WORK ITEM
Copy the whole listing below exactly, with nothing left out.

DATA FOR REVIEW
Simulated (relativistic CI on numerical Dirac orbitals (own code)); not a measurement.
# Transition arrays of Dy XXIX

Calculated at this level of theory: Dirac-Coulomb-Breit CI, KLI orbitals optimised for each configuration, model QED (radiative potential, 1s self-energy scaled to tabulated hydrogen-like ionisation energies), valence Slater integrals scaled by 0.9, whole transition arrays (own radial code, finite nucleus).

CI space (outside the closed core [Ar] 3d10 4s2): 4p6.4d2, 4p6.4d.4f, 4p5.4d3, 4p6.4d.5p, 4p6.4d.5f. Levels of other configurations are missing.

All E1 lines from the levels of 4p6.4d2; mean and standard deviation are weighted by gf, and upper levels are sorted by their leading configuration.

EXERCISE OUTPUT
Simulated (relativistic CI on numerical Dirac orbitals (own code)); not a measurement.
# Transition arrays of Dy XXIX

Calculated at this level of theory: Dirac-Coulomb-Breit CI, KLI orbitals optimised for each configuration, model QED (radiative potential, 1s self-energy scaled to tabulated hydrogen-like ionisation energies), valence Slater integrals scaled by 0.9, whole transition arrays (own radial code, finite nucleus).

CI space (outside the closed core [Ar] 3d10 4s2): 4p6.4d2, 4p6.4d.4f, 4p5.4d3, 4p6.4d.5p, 4p6.4d.5f. Levels of other configurations are missing.

All E1 lines from the levels of 4p6.4d2; mean and standard deviation are weighted by gf, and upper levels are sorted by their leading configuration.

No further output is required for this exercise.